• Supplied data
· · ·

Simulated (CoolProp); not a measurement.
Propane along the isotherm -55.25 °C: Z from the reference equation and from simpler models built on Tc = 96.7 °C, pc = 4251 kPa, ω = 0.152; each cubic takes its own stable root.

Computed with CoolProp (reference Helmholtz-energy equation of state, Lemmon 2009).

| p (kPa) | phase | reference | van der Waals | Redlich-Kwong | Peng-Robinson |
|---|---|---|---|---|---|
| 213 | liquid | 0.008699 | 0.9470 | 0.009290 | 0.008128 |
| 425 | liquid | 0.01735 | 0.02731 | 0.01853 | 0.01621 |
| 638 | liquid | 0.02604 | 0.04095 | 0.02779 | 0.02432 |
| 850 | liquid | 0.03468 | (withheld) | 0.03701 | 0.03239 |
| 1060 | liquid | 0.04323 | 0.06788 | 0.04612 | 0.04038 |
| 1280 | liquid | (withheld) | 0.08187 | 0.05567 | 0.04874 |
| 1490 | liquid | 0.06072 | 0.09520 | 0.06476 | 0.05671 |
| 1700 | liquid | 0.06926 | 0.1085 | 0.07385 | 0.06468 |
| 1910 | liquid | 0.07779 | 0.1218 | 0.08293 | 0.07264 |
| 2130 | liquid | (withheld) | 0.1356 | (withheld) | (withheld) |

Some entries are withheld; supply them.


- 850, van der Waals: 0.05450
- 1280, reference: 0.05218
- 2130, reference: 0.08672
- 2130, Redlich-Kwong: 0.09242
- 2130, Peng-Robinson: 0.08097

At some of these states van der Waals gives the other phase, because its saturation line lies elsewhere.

· · ·

• Work task
Copy every entry exactly; no part may be left out.

• Expected answer
Simulated (CoolProp); not a measurement.
Propane along the isotherm -55.25 °C: Z from the reference equation and from simpler models built on Tc = 96.7 °C, pc = 4251 kPa, ω = 0.152; each cubic takes its own stable root.

Computed with CoolProp (reference Helmholtz-energy equation of state, Lemmon 2009).

| p (kPa) | phase | reference | van der Waals | Redlich-Kwong | Peng-Robinson |
|---|---|---|---|---|---|
| 213 | liquid | 0.008699 | 0.9470 | 0.009290 | 0.008128 |
| 425 | liquid | 0.01735 | 0.02731 | 0.01853 | 0.01621 |
| 638 | liquid | 0.02604 | 0.04095 | 0.02779 | 0.02432 |
| 850 | liquid | 0.03468 | (withheld) | 0.03701 | 0.03239 |
| 1060 | liquid | 0.04323 | 0.06788 | 0.04612 | 0.04038 |
| 1280 | liquid | (withheld) | 0.08187 | 0.05567 | 0.04874 |
| 1490 | liquid | 0.06072 | 0.09520 | 0.06476 | 0.05671 |
| 1700 | liquid | 0.06926 | 0.1085 | 0.07385 | 0.06468 |
| 1910 | liquid | 0.07779 | 0.1218 | 0.08293 | 0.07264 |
| 2130 | liquid | (withheld) | 0.1356 | (withheld) | (withheld) |

Some entries are withheld; supply them.


- 850, van der Waals: 0.05450
- 1280, reference: 0.05218
- 2130, reference: 0.08672
- 2130, Redlich-Kwong: 0.09242
- 2130, Peng-Robinson: 0.08097

At some of these states van der Waals gives the other phase, because its saturation line lies elsewhere.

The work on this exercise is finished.